- **ACTION ITEM**:
Every line below from the one containing "## Polishing slurry liquid: speciation" through the one containing "Problem. What pH, osmotic" must be transcribed exactly. Omit all lines outside that stretch.

═════ SUPPLIED RECORDS

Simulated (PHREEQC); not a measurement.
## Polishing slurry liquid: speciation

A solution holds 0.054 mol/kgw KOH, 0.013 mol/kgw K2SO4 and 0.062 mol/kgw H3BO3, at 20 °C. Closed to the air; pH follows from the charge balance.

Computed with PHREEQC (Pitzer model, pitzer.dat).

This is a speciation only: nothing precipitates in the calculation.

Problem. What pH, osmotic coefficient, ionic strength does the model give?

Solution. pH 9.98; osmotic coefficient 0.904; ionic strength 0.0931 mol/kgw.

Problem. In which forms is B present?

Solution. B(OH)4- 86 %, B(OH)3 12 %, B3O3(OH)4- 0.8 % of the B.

══════════

- **TASK OUTPUT**:
## Polishing slurry liquid: speciation

A solution holds 0.054 mol/kgw KOH, 0.013 mol/kgw K2SO4 and 0.062 mol/kgw H3BO3, at 20 °C. Closed to the air; pH follows from the charge balance.

Computed with PHREEQC (Pitzer model, pitzer.dat).

This is a speciation only: nothing precipitates in the calculation.

Problem. What pH, osmotic coefficient, ionic strength does the model give?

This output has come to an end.